ACTIVITY
Print the listing once more, exactly as it stands.

Content starts

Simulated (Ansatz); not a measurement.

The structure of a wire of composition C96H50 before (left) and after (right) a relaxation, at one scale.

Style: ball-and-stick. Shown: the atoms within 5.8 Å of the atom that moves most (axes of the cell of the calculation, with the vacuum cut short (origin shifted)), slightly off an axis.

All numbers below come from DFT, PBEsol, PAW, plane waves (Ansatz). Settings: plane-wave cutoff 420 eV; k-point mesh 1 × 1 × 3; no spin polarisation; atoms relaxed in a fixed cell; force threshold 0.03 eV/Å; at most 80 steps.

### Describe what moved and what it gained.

Content ends

WRITTEN ANSWER
Simulated (Ansatz); not a measurement.

The structure of a wire of composition C96H50 before (left) and after (right) a relaxation, at one scale.

Style: ball-and-stick. Shown: the atoms within 5.8 Å of the atom that moves most (axes of the cell of the calculation, with the vacuum cut short (origin shifted)), slightly off an axis.

All numbers below come from DFT, PBEsol, PAW, plane waves (Ansatz). Settings: plane-wave cutoff 420 eV; k-point mesh 1 × 1 × 3; no spin polarisation; atoms relaxed in a fixed cell; force threshold 0.03 eV/Å; at most 80 steps.

### Describe what moved and what it gained.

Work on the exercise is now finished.